ACTIVITY -> What do the lines from the top of the data through the line with "Q: Where is" say? Quote them exactly and include both ends.

EXTRACTED INFORMATION ->
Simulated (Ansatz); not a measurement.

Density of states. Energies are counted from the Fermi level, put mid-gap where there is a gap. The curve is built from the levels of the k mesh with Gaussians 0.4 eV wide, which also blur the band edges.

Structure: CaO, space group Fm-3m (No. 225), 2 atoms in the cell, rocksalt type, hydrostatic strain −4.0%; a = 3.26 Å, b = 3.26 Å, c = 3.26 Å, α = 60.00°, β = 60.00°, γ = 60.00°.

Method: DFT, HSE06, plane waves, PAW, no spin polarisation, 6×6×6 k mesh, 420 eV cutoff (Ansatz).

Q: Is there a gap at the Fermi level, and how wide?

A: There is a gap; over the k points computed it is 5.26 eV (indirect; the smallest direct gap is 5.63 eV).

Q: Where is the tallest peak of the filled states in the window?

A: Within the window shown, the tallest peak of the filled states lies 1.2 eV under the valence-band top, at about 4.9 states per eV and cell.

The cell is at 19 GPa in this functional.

TASK RESULT ->
Simulated (Ansatz); not a measurement.

Density of states. Energies are counted from the Fermi level, put mid-gap where there is a gap. The curve is built from the levels of the k mesh with Gaussians 0.4 eV wide, which also blur the band edges.

Structure: CaO, space group Fm-3m (No. 225), 2 atoms in the cell, rocksalt type, hydrostatic strain −4.0%; a = 3.26 Å, b = 3.26 Å, c = 3.26 Å, α = 60.00°, β = 60.00°, γ = 60.00°.

Method: DFT, HSE06, plane waves, PAW, no spin polarisation, 6×6×6 k mesh, 420 eV cutoff (Ansatz).

Q: Is there a gap at the Fermi level, and how wide?

A: There is a gap; over the k points computed it is 5.26 eV (indirect; the smallest direct gap is 5.63 eV).

Q: Where is the tallest peak of the filled states in the window?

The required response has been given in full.